» Activity
Are you able to quote each entry exactly as written?

» Information given
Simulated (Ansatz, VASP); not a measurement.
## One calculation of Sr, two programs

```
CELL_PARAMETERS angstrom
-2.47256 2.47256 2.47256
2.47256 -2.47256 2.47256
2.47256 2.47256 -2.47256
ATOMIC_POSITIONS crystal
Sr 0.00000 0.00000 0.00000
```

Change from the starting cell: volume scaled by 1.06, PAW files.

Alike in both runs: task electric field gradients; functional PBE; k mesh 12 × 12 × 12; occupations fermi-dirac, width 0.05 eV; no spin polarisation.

» Your response
Simulated (Ansatz, VASP); not a measurement.
## One calculation of Sr, two programs

```
CELL_PARAMETERS angstrom
-2.47256 2.47256 2.47256
2.47256 -2.47256 2.47256
2.47256 2.47256 -2.47256
ATOMIC_POSITIONS crystal
Sr 0.00000 0.00000 0.00000
```

Change from the starting cell: volume scaled by 1.06, PAW files.

Alike in both runs: task electric field gradients; functional PBE; k mesh 12 × 12 × 12; occupations fermi-dirac, width 0.05 eV; no spin polarisation.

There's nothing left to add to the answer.